[Supplied information]:
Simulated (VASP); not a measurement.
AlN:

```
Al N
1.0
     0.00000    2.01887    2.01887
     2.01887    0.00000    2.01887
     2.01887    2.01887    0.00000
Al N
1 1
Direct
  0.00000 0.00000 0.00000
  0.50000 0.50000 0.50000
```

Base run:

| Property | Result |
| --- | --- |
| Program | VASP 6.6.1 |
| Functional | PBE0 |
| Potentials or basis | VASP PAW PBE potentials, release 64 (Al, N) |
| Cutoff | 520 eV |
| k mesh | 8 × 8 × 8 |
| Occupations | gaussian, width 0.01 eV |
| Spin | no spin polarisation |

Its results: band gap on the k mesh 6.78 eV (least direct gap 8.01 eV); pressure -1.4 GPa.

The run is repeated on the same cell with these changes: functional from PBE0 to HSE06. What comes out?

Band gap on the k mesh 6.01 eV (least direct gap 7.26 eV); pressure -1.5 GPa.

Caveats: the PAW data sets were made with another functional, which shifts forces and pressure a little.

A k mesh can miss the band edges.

[Assigned task]: Reproduce verbatim only this range: the first line of the material through the line that contains "Caveats: the PAW", inclusive.

[Your solution]:
Simulated (VASP); not a measurement.
AlN:

```
Al N
1.0
     0.00000    2.01887    2.01887
     2.01887    0.00000    2.01887
     2.01887    2.01887    0.00000
Al N
1 1
Direct
  0.00000 0.00000 0.00000
  0.50000 0.50000 0.50000
```

Base run:

| Property | Result |
| --- | --- |
| Program | VASP 6.6.1 |
| Functional | PBE0 |
| Potentials or basis | VASP PAW PBE potentials, release 64 (Al, N) |
| Cutoff | 520 eV |
| k mesh | 8 × 8 × 8 |
| Occupations | gaussian, width 0.01 eV |
| Spin | no spin polarisation |

Its results: band gap on the k mesh 6.78 eV (least direct gap 8.01 eV); pressure -1.4 GPa.

The run is repeated on the same cell with these changes: functional from PBE0 to HSE06. What comes out?

Band gap on the k mesh 6.01 eV (least direct gap 7.26 eV); pressure -1.5 GPa.

Caveats: the PAW data sets were made with another functional, which shifts forces and pressure a little.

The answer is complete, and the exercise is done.